──────── The data
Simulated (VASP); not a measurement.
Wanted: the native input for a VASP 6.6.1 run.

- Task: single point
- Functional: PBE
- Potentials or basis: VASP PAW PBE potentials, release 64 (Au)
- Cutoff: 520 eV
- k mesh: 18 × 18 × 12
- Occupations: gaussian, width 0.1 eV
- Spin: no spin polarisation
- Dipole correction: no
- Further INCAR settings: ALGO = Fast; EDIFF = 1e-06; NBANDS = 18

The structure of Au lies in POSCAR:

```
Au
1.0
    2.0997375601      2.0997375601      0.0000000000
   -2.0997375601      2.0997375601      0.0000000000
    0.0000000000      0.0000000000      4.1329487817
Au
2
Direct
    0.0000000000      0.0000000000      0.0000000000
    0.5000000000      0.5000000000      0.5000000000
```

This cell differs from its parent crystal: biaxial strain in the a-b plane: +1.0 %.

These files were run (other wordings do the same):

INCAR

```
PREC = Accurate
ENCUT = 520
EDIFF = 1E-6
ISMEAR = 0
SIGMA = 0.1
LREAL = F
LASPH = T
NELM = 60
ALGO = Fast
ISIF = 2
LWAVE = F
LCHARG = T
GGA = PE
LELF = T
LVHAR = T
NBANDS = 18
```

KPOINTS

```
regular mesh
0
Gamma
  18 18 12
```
────────────────

Work task ▸
Repeat the data in full. Alter nothing.

Task output ▸
Simulated (VASP); not a measurement.
Wanted: the native input for a VASP 6.6.1 run.

- Task: single point
- Functional: PBE
- Potentials or basis: VASP PAW PBE potentials, release 64 (Au)
- Cutoff: 520 eV
- k mesh: 18 × 18 × 12
- Occupations: gaussian, width 0.1 eV
- Spin: no spin polarisation
- Dipole correction: no
- Further INCAR settings: ALGO = Fast; EDIFF = 1e-06; NBANDS = 18

The structure of Au lies in POSCAR:

```
Au
1.0
    2.0997375601      2.0997375601      0.0000000000
   -2.0997375601      2.0997375601      0.0000000000
    0.0000000000      0.0000000000      4.1329487817
Au
2
Direct
    0.0000000000      0.0000000000      0.0000000000
    0.5000000000      0.5000000000      0.5000000000
```

This cell differs from its parent crystal: biaxial strain in the a-b plane: +1.0 %.

These files were run (other wordings do the same):

INCAR

```
PREC = Accurate
ENCUT = 520
EDIFF = 1E-6
ISMEAR = 0
SIGMA = 0.1
LREAL = F
LASPH = T
NELM = 60
ALGO = Fast
ISIF = 2
LWAVE = F
LCHARG = T
GGA = PE
LELF = T
LVHAR = T
NBANDS = 18
```

KPOINTS

```
regular mesh
0
Gamma
  18 18 12
```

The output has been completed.